● Raw data:
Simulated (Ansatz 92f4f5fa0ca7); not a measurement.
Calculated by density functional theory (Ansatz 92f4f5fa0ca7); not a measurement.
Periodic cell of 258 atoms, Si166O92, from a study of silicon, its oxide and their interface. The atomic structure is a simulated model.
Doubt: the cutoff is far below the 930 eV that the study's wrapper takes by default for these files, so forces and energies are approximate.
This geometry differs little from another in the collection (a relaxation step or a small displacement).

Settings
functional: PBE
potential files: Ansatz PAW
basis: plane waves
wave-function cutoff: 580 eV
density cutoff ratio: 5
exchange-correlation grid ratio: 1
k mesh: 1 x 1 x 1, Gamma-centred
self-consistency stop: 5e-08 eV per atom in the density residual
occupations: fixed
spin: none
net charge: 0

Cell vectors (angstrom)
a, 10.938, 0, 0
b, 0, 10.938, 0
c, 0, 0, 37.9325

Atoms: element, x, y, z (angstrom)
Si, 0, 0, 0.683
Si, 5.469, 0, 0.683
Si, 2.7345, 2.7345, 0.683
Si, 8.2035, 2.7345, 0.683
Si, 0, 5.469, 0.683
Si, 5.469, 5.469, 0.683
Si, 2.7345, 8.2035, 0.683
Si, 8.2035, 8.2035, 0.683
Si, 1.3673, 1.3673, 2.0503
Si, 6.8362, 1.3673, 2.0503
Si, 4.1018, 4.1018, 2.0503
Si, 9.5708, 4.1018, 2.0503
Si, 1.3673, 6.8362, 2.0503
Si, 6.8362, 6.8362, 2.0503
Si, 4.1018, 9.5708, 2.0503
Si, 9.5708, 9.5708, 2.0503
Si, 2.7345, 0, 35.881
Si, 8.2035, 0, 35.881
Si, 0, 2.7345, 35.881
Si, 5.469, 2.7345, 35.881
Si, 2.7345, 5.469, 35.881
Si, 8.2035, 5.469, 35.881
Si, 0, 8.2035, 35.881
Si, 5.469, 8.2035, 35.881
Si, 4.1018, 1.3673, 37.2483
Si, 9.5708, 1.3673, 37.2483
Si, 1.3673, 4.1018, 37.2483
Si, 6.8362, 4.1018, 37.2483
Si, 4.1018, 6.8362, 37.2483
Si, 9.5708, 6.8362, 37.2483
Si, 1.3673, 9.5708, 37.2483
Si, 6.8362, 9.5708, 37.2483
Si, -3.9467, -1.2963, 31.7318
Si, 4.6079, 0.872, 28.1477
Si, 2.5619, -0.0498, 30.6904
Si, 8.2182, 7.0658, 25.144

● Assigned task: Using the listing above, return word for word each line from the one that has "c, 0, 0, 37.9325" through the one that has "Si, -3.9467, -1.2963, 31.7318", and no line outside that range.

● Result:
c, 0, 0, 37.9325

Atoms: element, x, y, z (angstrom)
Si, 0, 0, 0.683
Si, 5.469, 0, 0.683
Si, 2.7345, 2.7345, 0.683
Si, 8.2035, 2.7345, 0.683
Si, 0, 5.469, 0.683
Si, 5.469, 5.469, 0.683
Si, 2.7345, 8.2035, 0.683
Si, 8.2035, 8.2035, 0.683
Si, 1.3673, 1.3673, 2.0503
Si, 6.8362, 1.3673, 2.0503
Si, 4.1018, 4.1018, 2.0503
Si, 9.5708, 4.1018, 2.0503
Si, 1.3673, 6.8362, 2.0503
Si, 6.8362, 6.8362, 2.0503
Si, 4.1018, 9.5708, 2.0503
Si, 9.5708, 9.5708, 2.0503
Si, 2.7345, 0, 35.881
Si, 8.2035, 0, 35.881
Si, 0, 2.7345, 35.881
Si, 5.469, 2.7345, 35.881
Si, 2.7345, 5.469, 35.881
Si, 8.2035, 5.469, 35.881
Si, 0, 8.2035, 35.881
Si, 5.469, 8.2035, 35.881
Si, 4.1018, 1.3673, 37.2483
Si, 9.5708, 1.3673, 37.2483
Si, 1.3673, 4.1018, 37.2483
Si, 6.8362, 4.1018, 37.2483
Si, 4.1018, 6.8362, 37.2483
Si, 9.5708, 6.8362, 37.2483
Si, 1.3673, 9.5708, 37.2483
Si, 6.8362, 9.5708, 37.2483
Si, -3.9467, -1.2963, 31.7318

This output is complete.